[DATA UNDER STUDY Boundary: Start]

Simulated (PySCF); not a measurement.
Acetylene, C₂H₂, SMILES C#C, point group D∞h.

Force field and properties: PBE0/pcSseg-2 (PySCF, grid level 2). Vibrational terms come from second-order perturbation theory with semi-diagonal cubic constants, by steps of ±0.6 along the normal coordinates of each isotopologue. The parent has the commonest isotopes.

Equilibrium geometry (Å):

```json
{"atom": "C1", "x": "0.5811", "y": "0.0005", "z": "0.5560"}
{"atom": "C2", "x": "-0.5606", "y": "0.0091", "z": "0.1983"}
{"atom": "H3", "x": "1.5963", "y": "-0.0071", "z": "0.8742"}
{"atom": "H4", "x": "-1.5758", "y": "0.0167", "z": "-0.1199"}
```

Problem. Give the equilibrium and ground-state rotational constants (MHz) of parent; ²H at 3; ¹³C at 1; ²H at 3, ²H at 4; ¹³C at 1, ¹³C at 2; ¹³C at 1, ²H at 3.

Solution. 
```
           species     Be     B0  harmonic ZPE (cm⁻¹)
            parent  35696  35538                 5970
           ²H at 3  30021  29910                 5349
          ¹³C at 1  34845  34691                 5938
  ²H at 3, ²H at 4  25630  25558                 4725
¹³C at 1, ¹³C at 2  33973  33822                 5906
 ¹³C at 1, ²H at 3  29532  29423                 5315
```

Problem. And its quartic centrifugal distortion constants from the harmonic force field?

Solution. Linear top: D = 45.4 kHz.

[DATA UNDER STUDY Boundary: End]

* **WORK REQUEST**: Keep to the lines above, from the first one through the line where "Acetylene, C₂H₂, SMILES C#C, point group D∞h." appears, and copy them exactly.

* **EXERCISE RESULT**:
Simulated (PySCF); not a measurement.
Acetylene, C₂H₂, SMILES C#C, point group D∞h.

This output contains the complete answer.